● **WORK ITEM**:
Copy the data below in full, exactly as it appears.

------ RECORD SET ------

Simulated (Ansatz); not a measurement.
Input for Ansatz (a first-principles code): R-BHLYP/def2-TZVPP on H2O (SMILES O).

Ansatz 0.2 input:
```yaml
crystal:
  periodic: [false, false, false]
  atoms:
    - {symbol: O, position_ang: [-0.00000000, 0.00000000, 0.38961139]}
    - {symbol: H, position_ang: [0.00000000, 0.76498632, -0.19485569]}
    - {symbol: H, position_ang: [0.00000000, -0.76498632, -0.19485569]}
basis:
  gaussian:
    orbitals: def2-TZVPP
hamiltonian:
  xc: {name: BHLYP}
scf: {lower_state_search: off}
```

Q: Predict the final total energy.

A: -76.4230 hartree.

------

● **TASK RESPONSE**:
Simulated (Ansatz); not a measurement.
Input for Ansatz (a first-principles code): R-BHLYP/def2-TZVPP on H2O (SMILES O).

Ansatz 0.2 input:
```yaml
crystal:
  periodic: [false, false, false]
  atoms:
    - {symbol: O, position_ang: [-0.00000000, 0.00000000, 0.38961139]}
    - {symbol: H, position_ang: [0.00000000, 0.76498632, -0.19485569]}
    - {symbol: H, position_ang: [0.00000000, -0.76498632, -0.19485569]}
basis:
  gaussian:
    orbitals: def2-TZVPP
hamiltonian:
  xc: {name: BHLYP}
scf: {lower_state_search: off}
```

Q: Predict the final total energy.

A: -76.4230 hartree.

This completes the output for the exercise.